——
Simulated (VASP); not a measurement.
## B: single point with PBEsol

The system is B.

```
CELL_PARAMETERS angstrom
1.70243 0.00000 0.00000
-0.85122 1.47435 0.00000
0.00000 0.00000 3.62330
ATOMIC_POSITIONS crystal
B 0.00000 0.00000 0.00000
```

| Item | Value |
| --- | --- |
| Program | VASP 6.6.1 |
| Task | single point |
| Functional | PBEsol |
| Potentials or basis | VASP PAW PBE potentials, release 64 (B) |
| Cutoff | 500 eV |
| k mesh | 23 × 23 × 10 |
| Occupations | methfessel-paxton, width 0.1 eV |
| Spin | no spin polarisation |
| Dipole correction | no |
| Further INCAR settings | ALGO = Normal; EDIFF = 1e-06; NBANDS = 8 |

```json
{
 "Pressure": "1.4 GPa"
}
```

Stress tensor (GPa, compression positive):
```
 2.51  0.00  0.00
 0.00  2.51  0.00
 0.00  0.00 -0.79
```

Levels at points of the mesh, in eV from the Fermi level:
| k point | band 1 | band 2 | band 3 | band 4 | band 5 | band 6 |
——

* **TASK ITEM**: Retype the data exactly as it reads.

* **RESULT**:
Simulated (VASP); not a measurement.
## B: single point with PBEsol

The system is B.

```
CELL_PARAMETERS angstrom
1.70243 0.00000 0.00000
-0.85122 1.47435 0.00000
0.00000 0.00000 3.62330
ATOMIC_POSITIONS crystal
B 0.00000 0.00000 0.00000
```

| Item | Value |
| --- | --- |
| Program | VASP 6.6.1 |
| Task | single point |
| Functional | PBEsol |
| Potentials or basis | VASP PAW PBE potentials, release 64 (B) |
| Cutoff | 500 eV |
| k mesh | 23 × 23 × 10 |
| Occupations | methfessel-paxton, width 0.1 eV |
| Spin | no spin polarisation |
| Dipole correction | no |
| Further INCAR settings | ALGO = Normal; EDIFF = 1e-06; NBANDS = 8 |

```json
{
 "Pressure": "1.4 GPa"
}
```

Stress tensor (GPa, compression positive):
```
 2.51  0.00  0.00
 0.00  2.51  0.00
 0.00  0.00 -0.79
```

Levels at points of the mesh, in eV from the Fermi level:
| k point | band 1 | band 2 | band 3 | band 4 | band 5 | band 6 |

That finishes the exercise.